[Data to examine Boundary: Start]

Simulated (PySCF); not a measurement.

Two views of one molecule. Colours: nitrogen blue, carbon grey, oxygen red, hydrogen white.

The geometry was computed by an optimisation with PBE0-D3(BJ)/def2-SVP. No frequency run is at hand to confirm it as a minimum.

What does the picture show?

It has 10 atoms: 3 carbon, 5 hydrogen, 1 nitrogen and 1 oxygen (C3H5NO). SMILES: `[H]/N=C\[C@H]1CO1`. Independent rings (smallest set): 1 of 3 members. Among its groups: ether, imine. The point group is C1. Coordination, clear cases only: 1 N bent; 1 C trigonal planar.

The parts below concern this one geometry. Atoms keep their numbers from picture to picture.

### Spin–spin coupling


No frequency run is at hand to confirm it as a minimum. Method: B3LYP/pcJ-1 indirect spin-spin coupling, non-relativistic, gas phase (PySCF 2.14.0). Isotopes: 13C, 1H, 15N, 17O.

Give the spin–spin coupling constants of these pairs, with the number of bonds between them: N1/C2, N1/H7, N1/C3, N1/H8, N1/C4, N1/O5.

[Data to examine Boundary: End]

Task item
Repeat exactly the lines of the data from the first one through the line with "### Spin–spin coupling", both of them included.

Response
Simulated (PySCF); not a measurement.

Two views of one molecule. Colours: nitrogen blue, carbon grey, oxygen red, hydrogen white.

The geometry was computed by an optimisation with PBE0-D3(BJ)/def2-SVP. No frequency run is at hand to confirm it as a minimum.

What does the picture show?

It has 10 atoms: 3 carbon, 5 hydrogen, 1 nitrogen and 1 oxygen (C3H5NO). SMILES: `[H]/N=C\[C@H]1CO1`. Independent rings (smallest set): 1 of 3 members. Among its groups: ether, imine. The point group is C1. Coordination, clear cases only: 1 N bent; 1 C trigonal planar.

The parts below concern this one geometry. Atoms keep their numbers from picture to picture.

### Spin–spin coupling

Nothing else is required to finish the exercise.